**Action item**. For each line of the material, write out an exact copy.

START Given information

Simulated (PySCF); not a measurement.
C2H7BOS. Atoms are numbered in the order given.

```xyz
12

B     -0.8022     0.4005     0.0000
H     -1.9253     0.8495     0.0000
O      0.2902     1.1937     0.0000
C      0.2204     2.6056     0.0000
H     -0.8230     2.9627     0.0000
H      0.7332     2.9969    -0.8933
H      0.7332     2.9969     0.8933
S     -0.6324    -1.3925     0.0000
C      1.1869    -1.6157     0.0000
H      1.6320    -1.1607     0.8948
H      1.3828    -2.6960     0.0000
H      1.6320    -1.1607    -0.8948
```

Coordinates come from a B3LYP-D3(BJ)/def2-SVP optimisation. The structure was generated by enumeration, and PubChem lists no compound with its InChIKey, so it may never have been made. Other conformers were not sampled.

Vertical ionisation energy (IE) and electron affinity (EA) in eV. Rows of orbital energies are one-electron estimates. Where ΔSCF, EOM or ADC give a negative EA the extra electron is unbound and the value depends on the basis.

END Given information

**Worked solution**.
Simulated (PySCF); not a measurement.
C2H7BOS. Atoms are numbered in the order given.

```xyz
12

B     -0.8022     0.4005     0.0000
H     -1.9253     0.8495     0.0000
O      0.2902     1.1937     0.0000
C      0.2204     2.6056     0.0000
H     -0.8230     2.9627     0.0000
H      0.7332     2.9969    -0.8933
H      0.7332     2.9969     0.8933
S     -0.6324    -1.3925     0.0000
C      1.1869    -1.6157     0.0000
H      1.6320    -1.1607     0.8948
H      1.3828    -2.6960     0.0000
H      1.6320    -1.1607    -0.8948
```

Coordinates come from a B3LYP-D3(BJ)/def2-SVP optimisation. The structure was generated by enumeration, and PubChem lists no compound with its InChIKey, so it may never have been made. Other conformers were not sampled.

Vertical ionisation energy (IE) and electron affinity (EA) in eV. Rows of orbital energies are one-electron estimates. Where ΔSCF, EOM or ADC give a negative EA the extra electron is unbound and the value depends on the basis.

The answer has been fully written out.